§ **Excerpted records**
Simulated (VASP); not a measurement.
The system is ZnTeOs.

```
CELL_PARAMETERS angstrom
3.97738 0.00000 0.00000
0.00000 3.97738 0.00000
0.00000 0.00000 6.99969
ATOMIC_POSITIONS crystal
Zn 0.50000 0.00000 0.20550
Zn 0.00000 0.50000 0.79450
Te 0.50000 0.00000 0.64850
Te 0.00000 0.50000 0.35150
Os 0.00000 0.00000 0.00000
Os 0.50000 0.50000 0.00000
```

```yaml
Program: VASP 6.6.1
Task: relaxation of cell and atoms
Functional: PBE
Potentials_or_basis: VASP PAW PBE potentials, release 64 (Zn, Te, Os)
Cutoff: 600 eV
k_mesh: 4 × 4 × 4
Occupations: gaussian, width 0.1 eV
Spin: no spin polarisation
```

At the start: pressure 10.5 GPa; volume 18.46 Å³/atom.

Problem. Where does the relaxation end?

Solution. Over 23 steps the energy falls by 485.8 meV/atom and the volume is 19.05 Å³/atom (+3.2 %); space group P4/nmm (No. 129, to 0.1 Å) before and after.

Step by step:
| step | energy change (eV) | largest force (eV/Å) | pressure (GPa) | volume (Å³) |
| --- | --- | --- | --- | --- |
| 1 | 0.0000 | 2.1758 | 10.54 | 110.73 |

§ **Work request**
The line with "Solution. Over 23" marks the end; reproduce exactly every line from the start of the entries up to it, that line included.

§ **Reply**
Simulated (VASP); not a measurement.
The system is ZnTeOs.

```
CELL_PARAMETERS angstrom
3.97738 0.00000 0.00000
0.00000 3.97738 0.00000
0.00000 0.00000 6.99969
ATOMIC_POSITIONS crystal
Zn 0.50000 0.00000 0.20550
Zn 0.00000 0.50000 0.79450
Te 0.50000 0.00000 0.64850
Te 0.00000 0.50000 0.35150
Os 0.00000 0.00000 0.00000
Os 0.50000 0.50000 0.00000
```

```yaml
Program: VASP 6.6.1
Task: relaxation of cell and atoms
Functional: PBE
Potentials_or_basis: VASP PAW PBE potentials, release 64 (Zn, Te, Os)
Cutoff: 600 eV
k_mesh: 4 × 4 × 4
Occupations: gaussian, width 0.1 eV
Spin: no spin polarisation
```

At the start: pressure 10.5 GPa; volume 18.46 Å³/atom.

Problem. Where does the relaxation end?

Solution. Over 23 steps the energy falls by 485.8 meV/atom and the volume is 19.05 Å³/atom (+3.2 %); space group P4/nmm (No. 129, to 0.1 Å) before and after.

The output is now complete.